### DATASET

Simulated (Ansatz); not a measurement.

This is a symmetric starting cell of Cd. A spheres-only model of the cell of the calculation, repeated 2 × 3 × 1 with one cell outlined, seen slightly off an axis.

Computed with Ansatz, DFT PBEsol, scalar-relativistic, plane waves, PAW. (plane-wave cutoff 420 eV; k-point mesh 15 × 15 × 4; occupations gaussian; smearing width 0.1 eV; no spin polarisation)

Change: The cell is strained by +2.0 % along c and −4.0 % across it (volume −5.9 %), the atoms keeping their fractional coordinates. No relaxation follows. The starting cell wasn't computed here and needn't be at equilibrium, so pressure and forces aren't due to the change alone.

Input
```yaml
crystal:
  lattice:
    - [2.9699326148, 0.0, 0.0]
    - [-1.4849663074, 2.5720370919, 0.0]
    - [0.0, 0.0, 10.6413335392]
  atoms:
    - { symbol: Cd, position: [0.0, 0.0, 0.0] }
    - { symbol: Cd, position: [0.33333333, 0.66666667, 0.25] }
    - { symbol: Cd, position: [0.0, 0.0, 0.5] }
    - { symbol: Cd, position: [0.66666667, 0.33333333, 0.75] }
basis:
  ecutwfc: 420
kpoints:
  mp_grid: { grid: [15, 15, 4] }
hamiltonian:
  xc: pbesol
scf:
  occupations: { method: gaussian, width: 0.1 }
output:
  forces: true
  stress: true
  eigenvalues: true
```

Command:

######

-- EXERCISE --
Starting with the line that holds "This is a symmetric" and ending with the line that holds "Computed with Ansatz, DFT", retype every line in the data above exactly, and nothing else.

-- EXERCISE ANSWER --
This is a symmetric starting cell of Cd. A spheres-only model of the cell of the calculation, repeated 2 × 3 × 1 with one cell outlined, seen slightly off an axis.

Computed with Ansatz, DFT PBEsol, scalar-relativistic, plane waves, PAW. (plane-wave cutoff 420 eV; k-point mesh 15 × 15 × 4; occupations gaussian; smearing width 0.1 eV; no spin polarisation)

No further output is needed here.